LISTED RECORDS:
#####

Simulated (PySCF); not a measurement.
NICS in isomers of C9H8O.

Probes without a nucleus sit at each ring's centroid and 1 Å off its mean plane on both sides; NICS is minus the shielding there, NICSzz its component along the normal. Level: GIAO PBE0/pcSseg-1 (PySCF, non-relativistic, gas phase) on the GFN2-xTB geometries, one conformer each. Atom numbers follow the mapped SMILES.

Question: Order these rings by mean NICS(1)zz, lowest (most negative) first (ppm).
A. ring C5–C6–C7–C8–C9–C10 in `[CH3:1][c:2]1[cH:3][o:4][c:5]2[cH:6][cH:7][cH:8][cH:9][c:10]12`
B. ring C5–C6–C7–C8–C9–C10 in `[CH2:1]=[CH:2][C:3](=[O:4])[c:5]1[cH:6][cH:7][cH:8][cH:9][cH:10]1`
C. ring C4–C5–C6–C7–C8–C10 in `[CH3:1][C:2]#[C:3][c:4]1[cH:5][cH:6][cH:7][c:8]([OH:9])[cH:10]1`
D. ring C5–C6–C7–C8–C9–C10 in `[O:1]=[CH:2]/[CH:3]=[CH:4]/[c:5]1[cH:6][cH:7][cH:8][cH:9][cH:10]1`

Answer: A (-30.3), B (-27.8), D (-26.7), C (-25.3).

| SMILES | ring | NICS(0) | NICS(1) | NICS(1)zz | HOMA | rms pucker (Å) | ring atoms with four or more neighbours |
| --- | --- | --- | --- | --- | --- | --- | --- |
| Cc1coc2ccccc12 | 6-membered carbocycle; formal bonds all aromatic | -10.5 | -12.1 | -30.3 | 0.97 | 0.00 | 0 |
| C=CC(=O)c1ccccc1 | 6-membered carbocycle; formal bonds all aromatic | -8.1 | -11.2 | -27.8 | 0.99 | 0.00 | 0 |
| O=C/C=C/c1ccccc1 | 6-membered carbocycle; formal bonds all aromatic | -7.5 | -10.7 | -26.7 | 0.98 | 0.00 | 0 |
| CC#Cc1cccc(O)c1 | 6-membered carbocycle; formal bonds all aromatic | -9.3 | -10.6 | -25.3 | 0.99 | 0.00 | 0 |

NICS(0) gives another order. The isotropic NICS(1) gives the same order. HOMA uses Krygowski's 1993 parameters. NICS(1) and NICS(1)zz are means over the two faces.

#####

WORK TASK:
Word for word, restate the lines above from the line containing "C. ring C4–C5–C6–C7–C8–C10" through the line containing "-25.3 | 0.99 | 0.00 | 0 |", with both included and nothing else.

TASK ANSWER:
C. ring C4–C5–C6–C7–C8–C10 in `[CH3:1][C:2]#[C:3][c:4]1[cH:5][cH:6][cH:7][c:8]([OH:9])[cH:10]1`
D. ring C5–C6–C7–C8–C9–C10 in `[O:1]=[CH:2]/[CH:3]=[CH:4]/[c:5]1[cH:6][cH:7][cH:8][cH:9][cH:10]1`

Answer: A (-30.3), B (-27.8), D (-26.7), C (-25.3).

| SMILES | ring | NICS(0) | NICS(1) | NICS(1)zz | HOMA | rms pucker (Å) | ring atoms with four or more neighbours |
| --- | --- | --- | --- | --- | --- | --- | --- |
| Cc1coc2ccccc12 | 6-membered carbocycle; formal bonds all aromatic | -10.5 | -12.1 | -30.3 | 0.97 | 0.00 | 0 |
| C=CC(=O)c1ccccc1 | 6-membered carbocycle; formal bonds all aromatic | -8.1 | -11.2 | -27.8 | 0.99 | 0.00 | 0 |
| O=C/C=C/c1ccccc1 | 6-membered carbocycle; formal bonds all aromatic | -7.5 | -10.7 | -26.7 | 0.98 | 0.00 | 0 |
| CC#Cc1cccc(O)c1 | 6-membered carbocycle; formal bonds all aromatic | -9.3 | -10.6 | -25.3 | 0.99 | 0.00 | 0 |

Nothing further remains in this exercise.